- _WORK INSTRUCTION_
Only the lines of the data below from the one with "Potentials or basis: VASP" through the one with "Answer: 0.611 eV/Å." are wanted. Repeat them exactly.

- _RECORDED DATA_
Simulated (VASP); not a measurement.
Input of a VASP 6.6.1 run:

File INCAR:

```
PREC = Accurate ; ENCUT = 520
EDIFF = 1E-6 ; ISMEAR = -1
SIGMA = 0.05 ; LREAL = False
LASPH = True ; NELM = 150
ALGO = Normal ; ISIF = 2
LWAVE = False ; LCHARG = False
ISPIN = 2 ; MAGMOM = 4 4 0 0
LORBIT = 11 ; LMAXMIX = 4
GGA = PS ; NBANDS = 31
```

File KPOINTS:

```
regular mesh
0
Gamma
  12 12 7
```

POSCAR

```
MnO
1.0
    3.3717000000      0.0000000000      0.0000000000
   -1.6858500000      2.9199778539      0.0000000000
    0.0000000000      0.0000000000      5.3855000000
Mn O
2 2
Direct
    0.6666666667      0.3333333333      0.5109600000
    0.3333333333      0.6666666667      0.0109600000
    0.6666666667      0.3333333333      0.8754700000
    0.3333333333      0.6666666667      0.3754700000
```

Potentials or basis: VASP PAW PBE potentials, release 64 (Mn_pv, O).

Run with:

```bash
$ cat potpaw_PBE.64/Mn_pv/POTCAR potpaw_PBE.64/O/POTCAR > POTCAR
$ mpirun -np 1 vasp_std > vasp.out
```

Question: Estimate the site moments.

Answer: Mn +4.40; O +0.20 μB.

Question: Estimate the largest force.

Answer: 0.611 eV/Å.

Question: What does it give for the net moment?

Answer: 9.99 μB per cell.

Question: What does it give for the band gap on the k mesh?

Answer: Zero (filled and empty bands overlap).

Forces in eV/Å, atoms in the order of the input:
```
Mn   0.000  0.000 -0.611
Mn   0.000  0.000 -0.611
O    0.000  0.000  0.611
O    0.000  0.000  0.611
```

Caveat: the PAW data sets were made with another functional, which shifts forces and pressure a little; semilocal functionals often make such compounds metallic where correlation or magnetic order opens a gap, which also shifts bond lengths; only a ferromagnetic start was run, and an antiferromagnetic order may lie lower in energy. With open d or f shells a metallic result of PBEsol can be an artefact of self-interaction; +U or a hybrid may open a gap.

- _RESPONSE_
Potentials or basis: VASP PAW PBE potentials, release 64 (Mn_pv, O).

Run with:

```bash
$ cat potpaw_PBE.64/Mn_pv/POTCAR potpaw_PBE.64/O/POTCAR > POTCAR
$ mpirun -np 1 vasp_std > vasp.out
```

Question: Estimate the site moments.

Answer: Mn +4.40; O +0.20 μB.

Question: Estimate the largest force.

Answer: 0.611 eV/Å.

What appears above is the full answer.